= Exercise =
Give again the entries below exactly, beginning at the first line and ending at the line with "What happens to the valence-band top at Γ?".

++++++
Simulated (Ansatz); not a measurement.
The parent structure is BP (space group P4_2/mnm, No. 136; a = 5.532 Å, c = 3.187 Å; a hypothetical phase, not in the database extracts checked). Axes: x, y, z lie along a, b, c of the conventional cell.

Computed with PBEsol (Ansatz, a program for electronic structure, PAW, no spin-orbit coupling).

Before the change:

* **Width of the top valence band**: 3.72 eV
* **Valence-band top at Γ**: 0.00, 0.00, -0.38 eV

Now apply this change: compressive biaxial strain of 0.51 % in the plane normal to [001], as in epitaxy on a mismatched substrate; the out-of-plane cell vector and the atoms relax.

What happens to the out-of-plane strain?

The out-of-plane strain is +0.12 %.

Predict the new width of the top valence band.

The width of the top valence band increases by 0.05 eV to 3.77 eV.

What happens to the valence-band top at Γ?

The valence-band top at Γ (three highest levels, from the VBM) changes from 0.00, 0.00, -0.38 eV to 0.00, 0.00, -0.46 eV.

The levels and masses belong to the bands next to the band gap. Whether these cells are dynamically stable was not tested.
++++++

= Answer area =
Simulated (Ansatz); not a measurement.
The parent structure is BP (space group P4_2/mnm, No. 136; a = 5.532 Å, c = 3.187 Å; a hypothetical phase, not in the database extracts checked). Axes: x, y, z lie along a, b, c of the conventional cell.

Computed with PBEsol (Ansatz, a program for electronic structure, PAW, no spin-orbit coupling).

Before the change:

* **Width of the top valence band**: 3.72 eV
* **Valence-band top at Γ**: 0.00, 0.00, -0.38 eV

Now apply this change: compressive biaxial strain of 0.51 % in the plane normal to [001], as in epitaxy on a mismatched substrate; the out-of-plane cell vector and the atoms relax.

What happens to the out-of-plane strain?

The out-of-plane strain is +0.12 %.

Predict the new width of the top valence band.

The width of the top valence band increases by 0.05 eV to 3.77 eV.

What happens to the valence-band top at Γ?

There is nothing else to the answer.